▶ WORK REQUEST
Write out exactly the lines below that run from the one containing "Atoms are numbered" through the one containing "The numbers come", both included, with no other lines.

▽

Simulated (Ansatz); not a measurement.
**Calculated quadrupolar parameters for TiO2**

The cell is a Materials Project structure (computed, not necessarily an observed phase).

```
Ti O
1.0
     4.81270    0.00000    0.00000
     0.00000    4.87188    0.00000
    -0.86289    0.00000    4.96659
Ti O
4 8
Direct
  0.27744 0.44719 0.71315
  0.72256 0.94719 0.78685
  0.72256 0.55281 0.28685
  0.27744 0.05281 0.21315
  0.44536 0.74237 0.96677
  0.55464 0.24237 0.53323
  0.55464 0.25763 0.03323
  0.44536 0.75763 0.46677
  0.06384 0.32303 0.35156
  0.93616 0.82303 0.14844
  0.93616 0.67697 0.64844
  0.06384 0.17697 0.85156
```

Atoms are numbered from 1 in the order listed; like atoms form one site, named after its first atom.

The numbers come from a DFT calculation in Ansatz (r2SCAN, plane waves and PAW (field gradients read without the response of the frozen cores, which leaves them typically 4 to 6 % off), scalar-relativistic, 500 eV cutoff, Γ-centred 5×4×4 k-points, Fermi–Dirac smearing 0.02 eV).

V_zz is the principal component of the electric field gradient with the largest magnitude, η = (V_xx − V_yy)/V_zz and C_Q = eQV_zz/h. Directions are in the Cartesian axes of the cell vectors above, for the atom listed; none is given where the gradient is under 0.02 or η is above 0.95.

△

▶ YOUR SOLUTION
Atoms are numbered from 1 in the order listed; like atoms form one site, named after its first atom.

The numbers come from a DFT calculation in Ansatz (r2SCAN, plane waves and PAW (field gradients read without the response of the frozen cores, which leaves them typically 4 to 6 % off), scalar-relativistic, 500 eV cutoff, Γ-centred 5×4×4 k-points, Fermi–Dirac smearing 0.02 eV).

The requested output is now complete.